▶ Brief: Retype exactly the lines that run from the start of the data to the line holding "the SCF go?", including both, and only those.

▶ Excerpted records:
Content starts
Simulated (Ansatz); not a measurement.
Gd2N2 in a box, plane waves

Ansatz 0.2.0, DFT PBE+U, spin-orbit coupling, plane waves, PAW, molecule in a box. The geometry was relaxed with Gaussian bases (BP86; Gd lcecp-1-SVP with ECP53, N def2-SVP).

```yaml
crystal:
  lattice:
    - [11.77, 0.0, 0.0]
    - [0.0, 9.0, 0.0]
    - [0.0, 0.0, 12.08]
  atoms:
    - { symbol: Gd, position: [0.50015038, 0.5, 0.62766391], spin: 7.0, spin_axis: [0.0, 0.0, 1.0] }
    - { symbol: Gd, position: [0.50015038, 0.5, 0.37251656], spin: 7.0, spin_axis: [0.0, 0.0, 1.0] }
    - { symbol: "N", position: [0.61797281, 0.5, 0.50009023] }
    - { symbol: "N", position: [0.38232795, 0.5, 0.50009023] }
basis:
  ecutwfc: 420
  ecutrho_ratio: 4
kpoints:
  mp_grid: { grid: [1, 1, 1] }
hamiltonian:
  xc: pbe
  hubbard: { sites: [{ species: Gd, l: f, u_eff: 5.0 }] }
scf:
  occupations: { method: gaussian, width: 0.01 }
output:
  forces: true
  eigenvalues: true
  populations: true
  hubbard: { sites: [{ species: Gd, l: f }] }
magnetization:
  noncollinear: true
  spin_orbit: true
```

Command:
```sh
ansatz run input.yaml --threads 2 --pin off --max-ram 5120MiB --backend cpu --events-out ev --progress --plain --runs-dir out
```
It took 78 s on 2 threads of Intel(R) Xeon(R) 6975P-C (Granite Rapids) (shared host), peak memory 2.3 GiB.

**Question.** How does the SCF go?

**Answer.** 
Content ends

▶ Answer space:
Simulated (Ansatz); not a measurement.
Gd2N2 in a box, plane waves

Ansatz 0.2.0, DFT PBE+U, spin-orbit coupling, plane waves, PAW, molecule in a box. The geometry was relaxed with Gaussian bases (BP86; Gd lcecp-1-SVP with ECP53, N def2-SVP).

```yaml
crystal:
  lattice:
    - [11.77, 0.0, 0.0]
    - [0.0, 9.0, 0.0]
    - [0.0, 0.0, 12.08]
  atoms:
    - { symbol: Gd, position: [0.50015038, 0.5, 0.62766391], spin: 7.0, spin_axis: [0.0, 0.0, 1.0] }
    - { symbol: Gd, position: [0.50015038, 0.5, 0.37251656], spin: 7.0, spin_axis: [0.0, 0.0, 1.0] }
    - { symbol: "N", position: [0.61797281, 0.5, 0.50009023] }
    - { symbol: "N", position: [0.38232795, 0.5, 0.50009023] }
basis:
  ecutwfc: 420
  ecutrho_ratio: 4
kpoints:
  mp_grid: { grid: [1, 1, 1] }
hamiltonian:
  xc: pbe
  hubbard: { sites: [{ species: Gd, l: f, u_eff: 5.0 }] }
scf:
  occupations: { method: gaussian, width: 0.01 }
output:
  forces: true
  eigenvalues: true
  populations: true
  hubbard: { sites: [{ species: Gd, l: f }] }
magnetization:
  noncollinear: true
  spin_orbit: true
```

Command:
```sh
ansatz run input.yaml --threads 2 --pin off --max-ram 5120MiB --backend cpu --events-out ev --progress --plain --runs-dir out
```
It took 78 s on 2 threads of Intel(R) Xeon(R) 6975P-C (Granite Rapids) (shared host), peak memory 2.3 GiB.

**Question.** How does the SCF go?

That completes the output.